* ASSIGNED TASK *
Copy every record that appears below, exactly as it stands.

* SUPPLIED MATERIAL *
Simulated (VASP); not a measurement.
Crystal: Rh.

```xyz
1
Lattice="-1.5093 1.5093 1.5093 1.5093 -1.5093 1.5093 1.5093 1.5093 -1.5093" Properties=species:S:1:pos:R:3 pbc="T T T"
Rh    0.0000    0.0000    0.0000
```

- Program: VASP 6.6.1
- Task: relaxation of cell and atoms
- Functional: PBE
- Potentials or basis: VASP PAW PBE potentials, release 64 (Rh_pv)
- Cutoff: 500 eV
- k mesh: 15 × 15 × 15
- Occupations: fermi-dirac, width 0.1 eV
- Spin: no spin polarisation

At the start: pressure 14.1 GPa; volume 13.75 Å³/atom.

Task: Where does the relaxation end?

* RESPONSE *
Simulated (VASP); not a measurement.
Crystal: Rh.

```xyz
1
Lattice="-1.5093 1.5093 1.5093 1.5093 -1.5093 1.5093 1.5093 1.5093 -1.5093" Properties=species:S:1:pos:R:3 pbc="T T T"
Rh    0.0000    0.0000    0.0000
```

- Program: VASP 6.6.1
- Task: relaxation of cell and atoms
- Functional: PBE
- Potentials or basis: VASP PAW PBE potentials, release 64 (Rh_pv)
- Cutoff: 500 eV
- k mesh: 15 × 15 × 15
- Occupations: fermi-dirac, width 0.1 eV
- Spin: no spin polarisation

At the start: pressure 14.1 GPa; volume 13.75 Å³/atom.

Task: Where does the relaxation end?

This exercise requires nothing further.